= = = = =
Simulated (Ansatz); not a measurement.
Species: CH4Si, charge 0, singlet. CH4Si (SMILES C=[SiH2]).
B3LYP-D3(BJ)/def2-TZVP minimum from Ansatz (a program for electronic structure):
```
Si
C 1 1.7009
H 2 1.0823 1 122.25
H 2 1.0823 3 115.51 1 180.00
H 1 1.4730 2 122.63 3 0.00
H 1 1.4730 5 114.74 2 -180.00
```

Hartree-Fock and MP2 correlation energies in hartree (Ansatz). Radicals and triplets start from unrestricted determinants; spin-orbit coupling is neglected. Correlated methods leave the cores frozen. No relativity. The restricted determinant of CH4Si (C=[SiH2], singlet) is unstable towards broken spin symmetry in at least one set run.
= = = = =

** Activity **
So that nothing is lost, return the listing exactly and completely.

** Solution **
Simulated (Ansatz); not a measurement.
Species: CH4Si, charge 0, singlet. CH4Si (SMILES C=[SiH2]).
B3LYP-D3(BJ)/def2-TZVP minimum from Ansatz (a program for electronic structure):
```
Si
C 1 1.7009
H 2 1.0823 1 122.25
H 2 1.0823 3 115.51 1 180.00
H 1 1.4730 2 122.63 3 0.00
H 1 1.4730 5 114.74 2 -180.00
```

Hartree-Fock and MP2 correlation energies in hartree (Ansatz). Radicals and triplets start from unrestricted determinants; spin-orbit coupling is neglected. Correlated methods leave the cores frozen. No relativity. The restricted determinant of CH4Si (C=[SiH2], singlet) is unstable towards broken spin symmetry in at least one set run.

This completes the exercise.